▶ [INFORMATION SHOWN]:
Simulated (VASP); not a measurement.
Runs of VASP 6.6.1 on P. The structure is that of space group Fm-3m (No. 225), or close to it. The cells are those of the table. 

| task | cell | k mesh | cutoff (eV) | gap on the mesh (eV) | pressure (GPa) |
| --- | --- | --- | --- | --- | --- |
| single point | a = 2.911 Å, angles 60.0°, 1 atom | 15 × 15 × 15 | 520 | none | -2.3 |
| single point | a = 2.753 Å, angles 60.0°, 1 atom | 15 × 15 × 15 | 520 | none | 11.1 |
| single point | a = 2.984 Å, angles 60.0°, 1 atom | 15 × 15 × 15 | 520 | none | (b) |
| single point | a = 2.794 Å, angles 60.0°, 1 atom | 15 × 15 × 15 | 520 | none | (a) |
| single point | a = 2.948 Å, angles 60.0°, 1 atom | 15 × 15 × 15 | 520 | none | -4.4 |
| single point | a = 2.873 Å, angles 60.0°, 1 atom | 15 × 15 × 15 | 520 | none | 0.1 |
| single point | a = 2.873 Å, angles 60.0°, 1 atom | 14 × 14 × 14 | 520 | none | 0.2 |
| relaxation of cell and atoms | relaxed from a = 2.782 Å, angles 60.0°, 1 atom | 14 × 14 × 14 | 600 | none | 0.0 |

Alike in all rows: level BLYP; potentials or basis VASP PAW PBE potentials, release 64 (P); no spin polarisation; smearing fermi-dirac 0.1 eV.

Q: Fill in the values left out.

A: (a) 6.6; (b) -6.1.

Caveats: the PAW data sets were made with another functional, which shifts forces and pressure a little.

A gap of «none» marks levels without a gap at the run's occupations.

▶ [ACTIVITY]: From the data above, output only the lines between the line containing "none | -4.4 |" and the line containing "A: (a) 6.6; (b) -6.1.", inclusive, exactly as written.

▶ [TASK SOLUTION]:
| single point | a = 2.948 Å, angles 60.0°, 1 atom | 15 × 15 × 15 | 520 | none | -4.4 |
| single point | a = 2.873 Å, angles 60.0°, 1 atom | 15 × 15 × 15 | 520 | none | 0.1 |
| single point | a = 2.873 Å, angles 60.0°, 1 atom | 14 × 14 × 14 | 520 | none | 0.2 |
| relaxation of cell and atoms | relaxed from a = 2.782 Å, angles 60.0°, 1 atom | 14 × 14 × 14 | 600 | none | 0.0 |

Alike in all rows: level BLYP; potentials or basis VASP PAW PBE potentials, release 64 (P); no spin polarisation; smearing fermi-dirac 0.1 eV.

Q: Fill in the values left out.

A: (a) 6.6; (b) -6.1.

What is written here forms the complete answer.